**Assigned task:**
What follows is a listing; restate all of it word for word.

┌──

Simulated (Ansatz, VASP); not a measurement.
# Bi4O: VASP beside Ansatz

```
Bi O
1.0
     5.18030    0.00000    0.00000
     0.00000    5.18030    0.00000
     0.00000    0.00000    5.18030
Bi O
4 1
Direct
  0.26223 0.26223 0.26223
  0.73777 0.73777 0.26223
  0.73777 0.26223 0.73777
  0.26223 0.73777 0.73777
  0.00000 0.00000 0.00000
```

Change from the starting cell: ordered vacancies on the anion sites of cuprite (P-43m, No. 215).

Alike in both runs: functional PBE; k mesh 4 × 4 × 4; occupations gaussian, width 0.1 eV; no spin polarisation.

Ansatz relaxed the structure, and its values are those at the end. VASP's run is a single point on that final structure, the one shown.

└──

**Your response:**
Simulated (Ansatz, VASP); not a measurement.
# Bi4O: VASP beside Ansatz

```
Bi O
1.0
     5.18030    0.00000    0.00000
     0.00000    5.18030    0.00000
     0.00000    0.00000    5.18030
Bi O
4 1
Direct
  0.26223 0.26223 0.26223
  0.73777 0.73777 0.26223
  0.73777 0.26223 0.73777
  0.26223 0.73777 0.73777
  0.00000 0.00000 0.00000
```

Change from the starting cell: ordered vacancies on the anion sites of cuprite (P-43m, No. 215).

Alike in both runs: functional PBE; k mesh 4 × 4 × 4; occupations gaussian, width 0.1 eV; no spin polarisation.

Ansatz relaxed the structure, and its values are those at the end. VASP's run is a single point on that final structure, the one shown.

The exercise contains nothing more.